→ **DATASET RECORDS**
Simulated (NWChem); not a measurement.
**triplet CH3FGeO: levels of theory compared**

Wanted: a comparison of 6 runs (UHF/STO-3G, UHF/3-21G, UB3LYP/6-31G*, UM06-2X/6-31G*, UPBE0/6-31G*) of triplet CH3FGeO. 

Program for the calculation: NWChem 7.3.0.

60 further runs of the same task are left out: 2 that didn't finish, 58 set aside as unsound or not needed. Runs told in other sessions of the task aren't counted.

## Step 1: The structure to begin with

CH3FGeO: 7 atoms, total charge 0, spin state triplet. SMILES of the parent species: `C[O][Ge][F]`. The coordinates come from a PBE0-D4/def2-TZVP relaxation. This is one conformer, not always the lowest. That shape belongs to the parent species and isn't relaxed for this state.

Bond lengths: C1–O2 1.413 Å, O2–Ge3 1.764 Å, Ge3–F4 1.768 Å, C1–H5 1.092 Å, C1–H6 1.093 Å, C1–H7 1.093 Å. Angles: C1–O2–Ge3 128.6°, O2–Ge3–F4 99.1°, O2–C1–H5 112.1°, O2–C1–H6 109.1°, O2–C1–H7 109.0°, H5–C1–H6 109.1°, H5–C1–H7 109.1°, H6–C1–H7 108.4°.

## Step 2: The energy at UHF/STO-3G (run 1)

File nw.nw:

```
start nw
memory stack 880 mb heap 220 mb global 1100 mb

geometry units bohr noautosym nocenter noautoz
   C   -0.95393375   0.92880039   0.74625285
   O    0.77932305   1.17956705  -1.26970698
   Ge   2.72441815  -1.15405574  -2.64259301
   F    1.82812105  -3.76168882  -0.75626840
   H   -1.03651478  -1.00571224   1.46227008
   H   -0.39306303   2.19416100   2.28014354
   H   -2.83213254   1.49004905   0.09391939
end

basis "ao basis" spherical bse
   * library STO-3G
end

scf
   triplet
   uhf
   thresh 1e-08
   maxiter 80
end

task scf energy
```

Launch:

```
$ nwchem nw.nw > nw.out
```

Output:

→ **REQUIREMENT**
Reproduce the lines of the entries above from the one with "Wanted: a comparison" to the one with "## Step 1: The structure to begin with", both included, exactly and without any other line.

→ **WORKED SOLUTION**
Wanted: a comparison of 6 runs (UHF/STO-3G, UHF/3-21G, UB3LYP/6-31G*, UM06-2X/6-31G*, UPBE0/6-31G*) of triplet CH3FGeO. 

Program for the calculation: NWChem 7.3.0.

60 further runs of the same task are left out: 2 that didn't finish, 58 set aside as unsound or not needed. Runs told in other sessions of the task aren't counted.

## Step 1: The structure to begin with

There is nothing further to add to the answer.